* _Data extract_
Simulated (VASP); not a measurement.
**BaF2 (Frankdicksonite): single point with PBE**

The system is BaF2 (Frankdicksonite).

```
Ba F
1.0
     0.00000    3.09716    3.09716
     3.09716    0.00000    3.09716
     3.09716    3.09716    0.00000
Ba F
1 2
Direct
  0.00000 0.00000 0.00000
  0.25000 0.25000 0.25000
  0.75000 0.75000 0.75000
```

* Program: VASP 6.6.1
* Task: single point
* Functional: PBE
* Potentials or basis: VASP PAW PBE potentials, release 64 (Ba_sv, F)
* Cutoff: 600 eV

* _Activity_
With nothing left out, output the whole listing exactly.

* _Exercise solution_
Simulated (VASP); not a measurement.
**BaF2 (Frankdicksonite): single point with PBE**

The system is BaF2 (Frankdicksonite).

```
Ba F
1.0
     0.00000    3.09716    3.09716
     3.09716    0.00000    3.09716
     3.09716    3.09716    0.00000
Ba F
1 2
Direct
  0.00000 0.00000 0.00000
  0.25000 0.25000 0.25000
  0.75000 0.75000 0.75000
```

* Program: VASP 6.6.1
* Task: single point
* Functional: PBE
* Potentials or basis: VASP PAW PBE potentials, release 64 (Ba_sv, F)
* Cutoff: 600 eV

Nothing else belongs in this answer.